Data for review —
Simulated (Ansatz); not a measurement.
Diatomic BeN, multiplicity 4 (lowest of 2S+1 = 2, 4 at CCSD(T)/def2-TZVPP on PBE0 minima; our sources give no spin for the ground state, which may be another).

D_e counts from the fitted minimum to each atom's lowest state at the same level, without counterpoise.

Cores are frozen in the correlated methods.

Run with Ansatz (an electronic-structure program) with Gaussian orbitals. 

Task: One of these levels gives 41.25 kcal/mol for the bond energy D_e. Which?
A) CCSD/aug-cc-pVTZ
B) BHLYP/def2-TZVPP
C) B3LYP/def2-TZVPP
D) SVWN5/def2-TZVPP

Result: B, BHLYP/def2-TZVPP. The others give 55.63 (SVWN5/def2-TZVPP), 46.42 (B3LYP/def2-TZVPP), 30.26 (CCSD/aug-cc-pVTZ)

Required action —
Your answer should be exactly the lines of the data above, from the first through the line containing "D) SVWN5/def2-TZVPP".

Exercise answer —
Simulated (Ansatz); not a measurement.
Diatomic BeN, multiplicity 4 (lowest of 2S+1 = 2, 4 at CCSD(T)/def2-TZVPP on PBE0 minima; our sources give no spin for the ground state, which may be another).

D_e counts from the fitted minimum to each atom's lowest state at the same level, without counterpoise.

Cores are frozen in the correlated methods.

Run with Ansatz (an electronic-structure program) with Gaussian orbitals. 

Task: One of these levels gives 41.25 kcal/mol for the bond energy D_e. Which?
A) CCSD/aug-cc-pVTZ
B) BHLYP/def2-TZVPP
C) B3LYP/def2-TZVPP
D) SVWN5/def2-TZVPP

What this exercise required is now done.